+-------+

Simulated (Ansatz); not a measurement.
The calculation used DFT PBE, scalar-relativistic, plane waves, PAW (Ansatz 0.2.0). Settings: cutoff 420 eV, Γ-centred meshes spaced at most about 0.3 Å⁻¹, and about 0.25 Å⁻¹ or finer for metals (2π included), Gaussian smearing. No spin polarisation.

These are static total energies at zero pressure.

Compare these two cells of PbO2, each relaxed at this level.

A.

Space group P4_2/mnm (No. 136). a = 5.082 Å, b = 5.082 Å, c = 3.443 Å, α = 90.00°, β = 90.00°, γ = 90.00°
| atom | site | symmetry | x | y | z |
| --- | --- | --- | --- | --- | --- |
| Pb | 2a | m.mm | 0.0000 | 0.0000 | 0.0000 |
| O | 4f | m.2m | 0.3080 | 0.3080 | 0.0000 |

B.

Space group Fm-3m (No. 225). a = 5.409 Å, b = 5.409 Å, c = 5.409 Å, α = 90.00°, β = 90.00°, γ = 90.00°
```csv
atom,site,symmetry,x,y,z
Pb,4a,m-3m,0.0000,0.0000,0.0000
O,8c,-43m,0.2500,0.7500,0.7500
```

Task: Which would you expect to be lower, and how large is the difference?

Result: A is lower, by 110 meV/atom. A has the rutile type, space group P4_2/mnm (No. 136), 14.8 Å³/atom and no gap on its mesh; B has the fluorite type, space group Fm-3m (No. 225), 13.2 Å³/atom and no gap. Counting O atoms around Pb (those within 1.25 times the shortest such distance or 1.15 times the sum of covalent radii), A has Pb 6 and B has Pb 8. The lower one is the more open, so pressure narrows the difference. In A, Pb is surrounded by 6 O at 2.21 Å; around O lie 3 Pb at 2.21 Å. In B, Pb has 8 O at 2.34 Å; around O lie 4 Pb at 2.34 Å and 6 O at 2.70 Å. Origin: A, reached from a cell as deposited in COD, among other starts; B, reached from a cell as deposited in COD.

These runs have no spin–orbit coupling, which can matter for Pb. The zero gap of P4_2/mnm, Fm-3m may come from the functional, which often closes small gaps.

+-------+

=== Work order ===
Give an exact copy of the lines above from the line with "0.0000 | 0.0000 |" up to and including the line with "Task: Which would", and leave everything else out.

=== Answer section ===
| Pb | 2a | m.mm | 0.0000 | 0.0000 | 0.0000 |
| O | 4f | m.2m | 0.3080 | 0.3080 | 0.0000 |

B.

Space group Fm-3m (No. 225). a = 5.409 Å, b = 5.409 Å, c = 5.409 Å, α = 90.00°, β = 90.00°, γ = 90.00°
```csv
atom,site,symmetry,x,y,z
Pb,4a,m-3m,0.0000,0.0000,0.0000
O,8c,-43m,0.2500,0.7500,0.7500
```

Task: Which would you expect to be lower, and how large is the difference?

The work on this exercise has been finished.